● EXCERPTED RECORDS
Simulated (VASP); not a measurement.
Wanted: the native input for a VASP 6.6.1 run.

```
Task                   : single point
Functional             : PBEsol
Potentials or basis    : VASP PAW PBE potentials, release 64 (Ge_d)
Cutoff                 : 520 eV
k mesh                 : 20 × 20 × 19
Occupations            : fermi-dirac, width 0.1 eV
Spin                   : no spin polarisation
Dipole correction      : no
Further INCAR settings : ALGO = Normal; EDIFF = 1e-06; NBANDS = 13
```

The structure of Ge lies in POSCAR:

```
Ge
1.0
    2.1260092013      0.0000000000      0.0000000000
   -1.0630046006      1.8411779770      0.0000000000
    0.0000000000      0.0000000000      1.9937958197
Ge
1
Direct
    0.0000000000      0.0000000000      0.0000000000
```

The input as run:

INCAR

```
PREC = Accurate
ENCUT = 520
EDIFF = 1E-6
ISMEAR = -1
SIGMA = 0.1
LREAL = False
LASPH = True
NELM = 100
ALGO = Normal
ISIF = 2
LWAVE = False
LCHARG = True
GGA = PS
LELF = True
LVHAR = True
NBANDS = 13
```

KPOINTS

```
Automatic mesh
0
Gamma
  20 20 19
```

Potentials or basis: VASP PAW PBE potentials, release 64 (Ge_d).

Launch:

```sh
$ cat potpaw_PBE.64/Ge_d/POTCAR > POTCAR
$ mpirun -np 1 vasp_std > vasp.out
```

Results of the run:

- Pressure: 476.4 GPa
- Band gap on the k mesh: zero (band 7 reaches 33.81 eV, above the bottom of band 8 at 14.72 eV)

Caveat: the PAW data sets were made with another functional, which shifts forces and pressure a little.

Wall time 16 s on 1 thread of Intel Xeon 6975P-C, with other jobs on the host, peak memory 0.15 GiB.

● WORK REQUEST
Only the lines from the start of the listing through the line with "Caveat: the PAW" should be repeated, each exactly as it stands.

● EXERCISE RESPONSE
Simulated (VASP); not a measurement.
Wanted: the native input for a VASP 6.6.1 run.

```
Task                   : single point
Functional             : PBEsol
Potentials or basis    : VASP PAW PBE potentials, release 64 (Ge_d)
Cutoff                 : 520 eV
k mesh                 : 20 × 20 × 19
Occupations            : fermi-dirac, width 0.1 eV
Spin                   : no spin polarisation
Dipole correction      : no
Further INCAR settings : ALGO = Normal; EDIFF = 1e-06; NBANDS = 13
```

The structure of Ge lies in POSCAR:

```
Ge
1.0
    2.1260092013      0.0000000000      0.0000000000
   -1.0630046006      1.8411779770      0.0000000000
    0.0000000000      0.0000000000      1.9937958197
Ge
1
Direct
    0.0000000000      0.0000000000      0.0000000000
```

The input as run:

INCAR

```
PREC = Accurate
ENCUT = 520
EDIFF = 1E-6
ISMEAR = -1
SIGMA = 0.1
LREAL = False
LASPH = True
NELM = 100
ALGO = Normal
ISIF = 2
LWAVE = False
LCHARG = True
GGA = PS
LELF = True
LVHAR = True
NBANDS = 13
```

KPOINTS

```
Automatic mesh
0
Gamma
  20 20 19
```

Potentials or basis: VASP PAW PBE potentials, release 64 (Ge_d).

Launch:

```sh
$ cat potpaw_PBE.64/Ge_d/POTCAR > POTCAR
$ mpirun -np 1 vasp_std > vasp.out
```

Results of the run:

- Pressure: 476.4 GPa
- Band gap on the k mesh: zero (band 7 reaches 33.81 eV, above the bottom of band 8 at 14.72 eV)

Caveat: the PAW data sets were made with another functional, which shifts forces and pressure a little.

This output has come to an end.